#### [ASSIGNED TASK]
Below this line is a set of entries; quote exactly the lines from the line that contains "Runs of VASP" to the line that contains "Alike in all", both lines included.

#### [DATA TO EXAMINE]
:::::

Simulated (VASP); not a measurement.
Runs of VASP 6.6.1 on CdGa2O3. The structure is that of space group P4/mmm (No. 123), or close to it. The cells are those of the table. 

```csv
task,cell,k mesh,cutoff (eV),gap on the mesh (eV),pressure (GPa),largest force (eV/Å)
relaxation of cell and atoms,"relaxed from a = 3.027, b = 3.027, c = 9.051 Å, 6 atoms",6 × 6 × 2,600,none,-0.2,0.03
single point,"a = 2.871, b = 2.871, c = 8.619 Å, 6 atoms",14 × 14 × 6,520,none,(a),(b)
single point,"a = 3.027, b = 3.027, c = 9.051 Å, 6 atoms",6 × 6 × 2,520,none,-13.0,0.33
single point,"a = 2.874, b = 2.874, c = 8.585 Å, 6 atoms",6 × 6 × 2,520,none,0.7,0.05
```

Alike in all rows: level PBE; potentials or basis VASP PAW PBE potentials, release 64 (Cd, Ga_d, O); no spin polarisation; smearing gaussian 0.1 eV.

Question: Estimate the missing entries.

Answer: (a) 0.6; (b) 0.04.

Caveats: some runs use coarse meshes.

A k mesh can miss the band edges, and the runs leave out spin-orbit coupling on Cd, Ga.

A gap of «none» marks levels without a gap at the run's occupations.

:::::

#### [YOUR SOLUTION]
Runs of VASP 6.6.1 on CdGa2O3. The structure is that of space group P4/mmm (No. 123), or close to it. The cells are those of the table. 

```csv
task,cell,k mesh,cutoff (eV),gap on the mesh (eV),pressure (GPa),largest force (eV/Å)
relaxation of cell and atoms,"relaxed from a = 3.027, b = 3.027, c = 9.051 Å, 6 atoms",6 × 6 × 2,600,none,-0.2,0.03
single point,"a = 2.871, b = 2.871, c = 8.619 Å, 6 atoms",14 × 14 × 6,520,none,(a),(b)
single point,"a = 3.027, b = 3.027, c = 9.051 Å, 6 atoms",6 × 6 × 2,520,none,-13.0,0.33
single point,"a = 2.874, b = 2.874, c = 8.585 Å, 6 atoms",6 × 6 × 2,520,none,0.7,0.05
```

Alike in all rows: level PBE; potentials or basis VASP PAW PBE potentials, release 64 (Cd, Ga_d, O); no spin polarisation; smearing gaussian 0.1 eV.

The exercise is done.